**WORK REQUEST:**
Retype, exactly as they appear below, the lines between the line holding "0, 2, 4, 6, 8 |" and the line holding "The runs that", both ends included.

Segment Start: INFORMATION SHOWN
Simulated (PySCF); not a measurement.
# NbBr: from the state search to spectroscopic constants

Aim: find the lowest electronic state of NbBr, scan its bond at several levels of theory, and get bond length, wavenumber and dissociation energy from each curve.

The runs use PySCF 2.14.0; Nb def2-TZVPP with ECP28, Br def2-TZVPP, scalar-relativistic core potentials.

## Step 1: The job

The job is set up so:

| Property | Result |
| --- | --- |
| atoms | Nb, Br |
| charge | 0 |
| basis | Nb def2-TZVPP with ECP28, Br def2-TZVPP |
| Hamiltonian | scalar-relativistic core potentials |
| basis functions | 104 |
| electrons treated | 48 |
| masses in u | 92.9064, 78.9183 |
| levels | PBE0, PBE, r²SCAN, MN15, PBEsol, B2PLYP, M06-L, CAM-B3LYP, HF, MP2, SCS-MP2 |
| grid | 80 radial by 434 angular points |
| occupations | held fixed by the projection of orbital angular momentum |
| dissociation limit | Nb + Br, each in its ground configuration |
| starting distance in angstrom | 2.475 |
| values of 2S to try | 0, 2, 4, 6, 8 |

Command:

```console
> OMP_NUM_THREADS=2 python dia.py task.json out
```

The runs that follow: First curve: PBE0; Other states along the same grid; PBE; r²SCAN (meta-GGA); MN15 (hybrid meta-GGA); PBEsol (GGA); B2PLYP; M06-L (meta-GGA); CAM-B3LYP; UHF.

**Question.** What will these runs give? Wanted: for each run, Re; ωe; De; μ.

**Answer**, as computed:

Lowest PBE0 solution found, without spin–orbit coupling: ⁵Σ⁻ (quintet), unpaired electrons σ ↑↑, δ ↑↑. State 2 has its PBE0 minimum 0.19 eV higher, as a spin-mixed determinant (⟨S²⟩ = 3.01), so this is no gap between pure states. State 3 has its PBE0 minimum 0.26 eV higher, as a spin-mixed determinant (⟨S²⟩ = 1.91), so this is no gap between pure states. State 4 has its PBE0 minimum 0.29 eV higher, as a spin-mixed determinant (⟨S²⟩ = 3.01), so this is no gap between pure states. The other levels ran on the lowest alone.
Segment End: INFORMATION SHOWN

**EXPECTED ANSWER:**
| values of 2S to try | 0, 2, 4, 6, 8 |

Command:

```console
> OMP_NUM_THREADS=2 python dia.py task.json out
```

The runs that follow: First curve: PBE0; Other states along the same grid; PBE; r²SCAN (meta-GGA); MN15 (hybrid meta-GGA); PBEsol (GGA); B2PLYP; M06-L (meta-GGA); CAM-B3LYP; UHF.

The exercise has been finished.